MATERIAL SUPPLIED
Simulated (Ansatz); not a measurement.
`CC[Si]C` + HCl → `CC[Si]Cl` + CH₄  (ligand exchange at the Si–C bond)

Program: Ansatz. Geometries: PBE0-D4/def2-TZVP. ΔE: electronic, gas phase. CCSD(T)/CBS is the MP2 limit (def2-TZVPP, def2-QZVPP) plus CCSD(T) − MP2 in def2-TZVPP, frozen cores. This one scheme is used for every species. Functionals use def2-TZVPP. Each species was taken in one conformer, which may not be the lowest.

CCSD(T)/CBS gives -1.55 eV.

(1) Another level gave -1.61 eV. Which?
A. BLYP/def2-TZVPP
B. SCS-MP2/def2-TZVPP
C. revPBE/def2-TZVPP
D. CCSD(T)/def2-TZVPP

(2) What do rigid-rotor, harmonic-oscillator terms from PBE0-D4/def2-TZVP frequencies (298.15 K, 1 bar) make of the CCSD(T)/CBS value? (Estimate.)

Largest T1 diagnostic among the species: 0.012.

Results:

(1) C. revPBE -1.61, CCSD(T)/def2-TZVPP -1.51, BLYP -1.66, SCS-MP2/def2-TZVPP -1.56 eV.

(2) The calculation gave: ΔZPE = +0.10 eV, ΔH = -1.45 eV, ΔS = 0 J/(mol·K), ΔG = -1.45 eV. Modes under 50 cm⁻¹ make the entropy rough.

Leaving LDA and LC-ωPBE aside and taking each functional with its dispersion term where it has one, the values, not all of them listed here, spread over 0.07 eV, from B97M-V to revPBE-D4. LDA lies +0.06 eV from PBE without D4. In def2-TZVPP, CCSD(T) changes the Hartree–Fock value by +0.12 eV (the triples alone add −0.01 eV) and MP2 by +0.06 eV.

TASK ITEM
Please give an exact copy of the entries above, from the line with "C. revPBE/def2-TZVPP" down to the line with "(2) The calculation", inclusive, and nothing else.

WRITTEN REPLY
C. revPBE/def2-TZVPP
D. CCSD(T)/def2-TZVPP

(2) What do rigid-rotor, harmonic-oscillator terms from PBE0-D4/def2-TZVP frequencies (298.15 K, 1 bar) make of the CCSD(T)/CBS value? (Estimate.)

Largest T1 diagnostic among the species: 0.012.

Results:

(1) C. revPBE -1.61, CCSD(T)/def2-TZVPP -1.51, BLYP -1.66, SCS-MP2/def2-TZVPP -1.56 eV.

(2) The calculation gave: ΔZPE = +0.10 eV, ΔH = -1.45 eV, ΔS = 0 J/(mol·K), ΔG = -1.45 eV. Modes under 50 cm⁻¹ make the entropy rough.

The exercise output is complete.